**** MATERIAL PROVIDED ****

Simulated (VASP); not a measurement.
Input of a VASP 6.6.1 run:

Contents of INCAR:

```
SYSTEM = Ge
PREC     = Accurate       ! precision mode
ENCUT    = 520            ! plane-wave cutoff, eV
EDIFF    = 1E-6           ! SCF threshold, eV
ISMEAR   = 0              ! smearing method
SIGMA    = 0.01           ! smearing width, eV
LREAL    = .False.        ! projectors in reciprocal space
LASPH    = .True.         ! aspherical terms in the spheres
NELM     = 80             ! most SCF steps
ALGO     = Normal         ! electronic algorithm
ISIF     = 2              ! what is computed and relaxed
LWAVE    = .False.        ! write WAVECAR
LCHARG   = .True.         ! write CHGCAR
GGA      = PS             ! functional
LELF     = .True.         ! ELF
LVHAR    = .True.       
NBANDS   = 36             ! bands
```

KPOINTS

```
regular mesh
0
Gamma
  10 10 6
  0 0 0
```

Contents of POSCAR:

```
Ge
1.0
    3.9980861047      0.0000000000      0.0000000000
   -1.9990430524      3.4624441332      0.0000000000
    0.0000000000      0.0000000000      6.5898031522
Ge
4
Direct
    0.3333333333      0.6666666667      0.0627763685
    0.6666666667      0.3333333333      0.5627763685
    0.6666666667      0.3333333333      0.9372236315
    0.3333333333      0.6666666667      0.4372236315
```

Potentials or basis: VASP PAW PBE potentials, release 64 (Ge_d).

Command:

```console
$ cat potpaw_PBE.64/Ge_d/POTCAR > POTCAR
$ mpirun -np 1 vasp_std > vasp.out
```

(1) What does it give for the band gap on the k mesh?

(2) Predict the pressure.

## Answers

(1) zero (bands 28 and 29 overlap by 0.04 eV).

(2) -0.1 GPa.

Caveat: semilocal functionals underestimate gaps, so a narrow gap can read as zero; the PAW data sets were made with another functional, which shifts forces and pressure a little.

****

EXERCISE | Scan the entries above for the line containing "(2) Predict the pressure.", and copy it and all lines after it exactly, down to and including the line containing "(2) -0.1 GPa.".

TASK RESULT |
(2) Predict the pressure.

## Answers

(1) zero (bands 28 and 29 overlap by 0.04 eV).

(2) -0.1 GPa.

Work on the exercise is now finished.